**Work item**
A line containing "## (1) The starting structure" appears in the material below. Return exactly every line from the first through that one, and only those.

**Dataset**
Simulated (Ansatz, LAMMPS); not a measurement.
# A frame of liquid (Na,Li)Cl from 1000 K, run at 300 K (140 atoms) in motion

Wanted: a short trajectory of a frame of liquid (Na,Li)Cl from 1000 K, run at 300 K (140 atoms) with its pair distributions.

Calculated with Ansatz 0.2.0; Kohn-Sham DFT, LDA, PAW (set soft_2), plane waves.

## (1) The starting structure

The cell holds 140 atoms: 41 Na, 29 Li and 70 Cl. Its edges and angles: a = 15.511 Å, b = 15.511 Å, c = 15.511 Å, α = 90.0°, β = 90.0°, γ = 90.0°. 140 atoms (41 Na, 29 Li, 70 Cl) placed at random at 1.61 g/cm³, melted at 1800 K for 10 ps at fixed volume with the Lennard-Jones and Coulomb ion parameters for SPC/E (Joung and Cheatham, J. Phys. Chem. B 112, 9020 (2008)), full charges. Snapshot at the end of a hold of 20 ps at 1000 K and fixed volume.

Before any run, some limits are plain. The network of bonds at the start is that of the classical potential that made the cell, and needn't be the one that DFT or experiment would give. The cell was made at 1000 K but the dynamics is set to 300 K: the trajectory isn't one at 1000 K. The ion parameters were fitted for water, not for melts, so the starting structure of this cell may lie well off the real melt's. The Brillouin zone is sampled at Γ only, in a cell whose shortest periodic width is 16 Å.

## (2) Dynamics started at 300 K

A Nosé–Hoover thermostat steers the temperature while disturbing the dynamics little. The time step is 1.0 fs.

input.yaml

**Exercise solution**
Simulated (Ansatz, LAMMPS); not a measurement.
# A frame of liquid (Na,Li)Cl from 1000 K, run at 300 K (140 atoms) in motion

Wanted: a short trajectory of a frame of liquid (Na,Li)Cl from 1000 K, run at 300 K (140 atoms) with its pair distributions.

Calculated with Ansatz 0.2.0; Kohn-Sham DFT, LDA, PAW (set soft_2), plane waves.

## (1) The starting structure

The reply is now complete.